> **Information provided**:
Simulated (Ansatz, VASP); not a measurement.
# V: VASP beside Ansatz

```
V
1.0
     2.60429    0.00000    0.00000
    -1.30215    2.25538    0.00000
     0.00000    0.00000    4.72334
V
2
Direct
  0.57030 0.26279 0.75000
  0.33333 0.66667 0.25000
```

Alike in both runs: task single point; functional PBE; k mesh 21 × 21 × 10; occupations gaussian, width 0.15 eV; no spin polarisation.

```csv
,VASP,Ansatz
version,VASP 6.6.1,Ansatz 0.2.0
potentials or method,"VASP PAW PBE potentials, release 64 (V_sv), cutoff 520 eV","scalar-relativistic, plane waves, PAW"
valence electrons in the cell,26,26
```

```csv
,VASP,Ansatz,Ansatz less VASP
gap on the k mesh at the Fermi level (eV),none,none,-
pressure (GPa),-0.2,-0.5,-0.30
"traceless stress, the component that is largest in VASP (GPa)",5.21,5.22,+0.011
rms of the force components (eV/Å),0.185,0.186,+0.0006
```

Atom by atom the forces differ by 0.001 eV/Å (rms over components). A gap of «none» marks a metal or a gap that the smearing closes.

> **Exercise**:
Only the lines above, from the first through the one holding "Alike in both", are to be output, and they must be copied exactly.

> **Written answer**:
Simulated (Ansatz, VASP); not a measurement.
# V: VASP beside Ansatz

```
V
1.0
     2.60429    0.00000    0.00000
    -1.30215    2.25538    0.00000
     0.00000    0.00000    4.72334
V
2
Direct
  0.57030 0.26279 0.75000
  0.33333 0.66667 0.25000
```

Alike in both runs: task single point; functional PBE; k mesh 21 × 21 × 10; occupations gaussian, width 0.15 eV; no spin polarisation.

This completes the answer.